* _INFORMATION_
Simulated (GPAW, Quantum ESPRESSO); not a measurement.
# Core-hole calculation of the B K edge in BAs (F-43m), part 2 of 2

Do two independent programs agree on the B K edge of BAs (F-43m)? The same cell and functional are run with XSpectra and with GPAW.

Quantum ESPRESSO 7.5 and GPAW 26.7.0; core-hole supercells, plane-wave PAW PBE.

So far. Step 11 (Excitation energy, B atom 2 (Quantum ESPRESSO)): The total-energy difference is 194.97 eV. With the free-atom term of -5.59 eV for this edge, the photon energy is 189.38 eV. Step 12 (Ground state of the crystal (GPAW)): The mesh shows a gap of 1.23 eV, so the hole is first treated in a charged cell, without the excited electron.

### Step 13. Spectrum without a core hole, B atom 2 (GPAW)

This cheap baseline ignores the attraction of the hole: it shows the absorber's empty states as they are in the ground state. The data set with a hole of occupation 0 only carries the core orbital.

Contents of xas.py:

* _WORK ITEM_
However many lines the data holds, return each one exactly.

* _SOLUTION_
Simulated (GPAW, Quantum ESPRESSO); not a measurement.
# Core-hole calculation of the B K edge in BAs (F-43m), part 2 of 2

Do two independent programs agree on the B K edge of BAs (F-43m)? The same cell and functional are run with XSpectra and with GPAW.

Quantum ESPRESSO 7.5 and GPAW 26.7.0; core-hole supercells, plane-wave PAW PBE.

So far. Step 11 (Excitation energy, B atom 2 (Quantum ESPRESSO)): The total-energy difference is 194.97 eV. With the free-atom term of -5.59 eV for this edge, the photon energy is 189.38 eV. Step 12 (Ground state of the crystal (GPAW)): The mesh shows a gap of 1.23 eV, so the hole is first treated in a charged cell, without the excited electron.

### Step 13. Spectrum without a core hole, B atom 2 (GPAW)

This cheap baseline ignores the attraction of the hole: it shows the absorber's empty states as they are in the ground state. The data set with a hole of occupation 0 only carries the core orbital.

Contents of xas.py:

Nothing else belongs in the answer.